*** ENTRIES SUPPLIED ***
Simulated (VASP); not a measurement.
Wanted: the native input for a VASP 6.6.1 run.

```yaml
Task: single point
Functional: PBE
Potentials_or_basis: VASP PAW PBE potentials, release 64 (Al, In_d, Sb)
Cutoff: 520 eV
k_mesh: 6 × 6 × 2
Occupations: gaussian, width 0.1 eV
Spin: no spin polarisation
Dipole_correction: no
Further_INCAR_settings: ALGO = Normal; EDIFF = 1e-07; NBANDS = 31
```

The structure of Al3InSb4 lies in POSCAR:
*** End of ENTRIES SUPPLIED ***

Your task is to retype all the records above with nothing left out.

▶ _YOUR SOLUTION_:
Simulated (VASP); not a measurement.
Wanted: the native input for a VASP 6.6.1 run.

```yaml
Task: single point
Functional: PBE
Potentials_or_basis: VASP PAW PBE potentials, release 64 (Al, In_d, Sb)
Cutoff: 520 eV
k_mesh: 6 × 6 × 2
Occupations: gaussian, width 0.1 eV
Spin: no spin polarisation
Dipole_correction: no
Further_INCAR_settings: ALGO = Normal; EDIFF = 1e-07; NBANDS = 31
```

The structure of Al3InSb4 lies in POSCAR:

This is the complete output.